ENTRIES PROVIDED |
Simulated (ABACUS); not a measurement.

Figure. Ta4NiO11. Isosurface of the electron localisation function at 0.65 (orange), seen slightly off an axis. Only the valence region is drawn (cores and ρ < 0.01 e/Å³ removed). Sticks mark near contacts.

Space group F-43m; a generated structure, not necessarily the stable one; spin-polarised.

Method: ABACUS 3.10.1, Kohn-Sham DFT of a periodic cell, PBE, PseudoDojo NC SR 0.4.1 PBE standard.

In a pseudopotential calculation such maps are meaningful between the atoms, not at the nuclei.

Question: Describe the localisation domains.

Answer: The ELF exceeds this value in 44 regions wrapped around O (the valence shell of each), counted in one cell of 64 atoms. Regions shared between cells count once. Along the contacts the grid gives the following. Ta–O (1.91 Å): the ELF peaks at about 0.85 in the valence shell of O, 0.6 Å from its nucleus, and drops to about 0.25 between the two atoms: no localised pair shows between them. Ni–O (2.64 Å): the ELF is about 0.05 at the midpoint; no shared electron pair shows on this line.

EXERCISE | Nothing may be dropped or altered; repeat every record in full.

EXERCISE RESULT |
Simulated (ABACUS); not a measurement.

Figure. Ta4NiO11. Isosurface of the electron localisation function at 0.65 (orange), seen slightly off an axis. Only the valence region is drawn (cores and ρ < 0.01 e/Å³ removed). Sticks mark near contacts.

Space group F-43m; a generated structure, not necessarily the stable one; spin-polarised.

Method: ABACUS 3.10.1, Kohn-Sham DFT of a periodic cell, PBE, PseudoDojo NC SR 0.4.1 PBE standard.

In a pseudopotential calculation such maps are meaningful between the atoms, not at the nuclei.

Question: Describe the localisation domains.

Answer: The ELF exceeds this value in 44 regions wrapped around O (the valence shell of each), counted in one cell of 64 atoms. Regions shared between cells count once. Along the contacts the grid gives the following. Ta–O (1.91 Å): the ELF peaks at about 0.85 in the valence shell of O, 0.6 Å from its nucleus, and drops to about 0.25 between the two atoms: no localised pair shows between them. Ni–O (2.64 Å): the ELF is about 0.05 at the midpoint; no shared electron pair shows on this line.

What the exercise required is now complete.